- PROVIDED DATA
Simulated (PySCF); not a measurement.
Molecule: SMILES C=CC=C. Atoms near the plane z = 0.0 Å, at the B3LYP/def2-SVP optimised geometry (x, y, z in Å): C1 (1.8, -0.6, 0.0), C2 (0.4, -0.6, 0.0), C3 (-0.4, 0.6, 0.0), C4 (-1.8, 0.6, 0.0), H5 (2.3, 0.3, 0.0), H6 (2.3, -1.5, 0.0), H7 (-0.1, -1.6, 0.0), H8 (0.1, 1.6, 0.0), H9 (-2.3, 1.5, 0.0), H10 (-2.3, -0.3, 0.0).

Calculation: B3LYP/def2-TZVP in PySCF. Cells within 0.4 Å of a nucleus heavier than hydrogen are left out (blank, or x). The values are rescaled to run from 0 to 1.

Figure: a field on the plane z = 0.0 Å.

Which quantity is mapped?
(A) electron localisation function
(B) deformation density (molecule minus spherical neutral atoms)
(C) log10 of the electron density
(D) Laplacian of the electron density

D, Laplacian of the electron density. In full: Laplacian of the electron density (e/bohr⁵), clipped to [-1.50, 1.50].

- REQUIREMENT
When you transcribe the records above, keep every line exactly the same.

- REPLY
Simulated (PySCF); not a measurement.
Molecule: SMILES C=CC=C. Atoms near the plane z = 0.0 Å, at the B3LYP/def2-SVP optimised geometry (x, y, z in Å): C1 (1.8, -0.6, 0.0), C2 (0.4, -0.6, 0.0), C3 (-0.4, 0.6, 0.0), C4 (-1.8, 0.6, 0.0), H5 (2.3, 0.3, 0.0), H6 (2.3, -1.5, 0.0), H7 (-0.1, -1.6, 0.0), H8 (0.1, 1.6, 0.0), H9 (-2.3, 1.5, 0.0), H10 (-2.3, -0.3, 0.0).

Calculation: B3LYP/def2-TZVP in PySCF. Cells within 0.4 Å of a nucleus heavier than hydrogen are left out (blank, or x). The values are rescaled to run from 0 to 1.

Figure: a field on the plane z = 0.0 Å.

Which quantity is mapped?
(A) electron localisation function
(B) deformation density (molecule minus spherical neutral atoms)
(C) log10 of the electron density
(D) Laplacian of the electron density

D, Laplacian of the electron density. In full: Laplacian of the electron density (e/bohr⁵), clipped to [-1.50, 1.50].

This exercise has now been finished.